* **DATA FOR REVIEW**
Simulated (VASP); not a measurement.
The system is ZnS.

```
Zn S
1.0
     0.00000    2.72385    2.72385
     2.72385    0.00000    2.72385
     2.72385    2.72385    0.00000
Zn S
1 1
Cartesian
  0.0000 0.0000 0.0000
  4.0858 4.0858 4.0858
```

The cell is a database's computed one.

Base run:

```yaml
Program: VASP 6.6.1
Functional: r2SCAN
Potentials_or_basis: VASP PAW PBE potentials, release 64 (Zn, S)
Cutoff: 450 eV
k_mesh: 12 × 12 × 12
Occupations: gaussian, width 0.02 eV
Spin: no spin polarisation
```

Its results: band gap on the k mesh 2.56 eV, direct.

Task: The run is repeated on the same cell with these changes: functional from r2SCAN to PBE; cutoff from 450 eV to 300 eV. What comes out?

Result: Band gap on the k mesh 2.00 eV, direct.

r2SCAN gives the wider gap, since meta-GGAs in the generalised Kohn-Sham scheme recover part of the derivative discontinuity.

* **TASK ITEM**
Restate the material word for word, leaving nothing out.

* **ANSWER BOX**
Simulated (VASP); not a measurement.
The system is ZnS.

```
Zn S
1.0
     0.00000    2.72385    2.72385
     2.72385    0.00000    2.72385
     2.72385    2.72385    0.00000
Zn S
1 1
Cartesian
  0.0000 0.0000 0.0000
  4.0858 4.0858 4.0858
```

The cell is a database's computed one.

Base run:

```yaml
Program: VASP 6.6.1
Functional: r2SCAN
Potentials_or_basis: VASP PAW PBE potentials, release 64 (Zn, S)
Cutoff: 450 eV
k_mesh: 12 × 12 × 12
Occupations: gaussian, width 0.02 eV
Spin: no spin polarisation
```

Its results: band gap on the k mesh 2.56 eV, direct.

Task: The run is repeated on the same cell with these changes: functional from r2SCAN to PBE; cutoff from 450 eV to 300 eV. What comes out?

Result: Band gap on the k mesh 2.00 eV, direct.

r2SCAN gives the wider gap, since meta-GGAs in the generalised Kohn-Sham scheme recover part of the derivative discontinuity.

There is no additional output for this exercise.